- _Work instruction_
Every line of the material must be copied exactly, from the first to the last.

- _Entries supplied_
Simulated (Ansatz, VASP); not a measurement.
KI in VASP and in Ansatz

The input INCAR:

- _Response_
Simulated (Ansatz, VASP); not a measurement.
KI in VASP and in Ansatz

The input INCAR:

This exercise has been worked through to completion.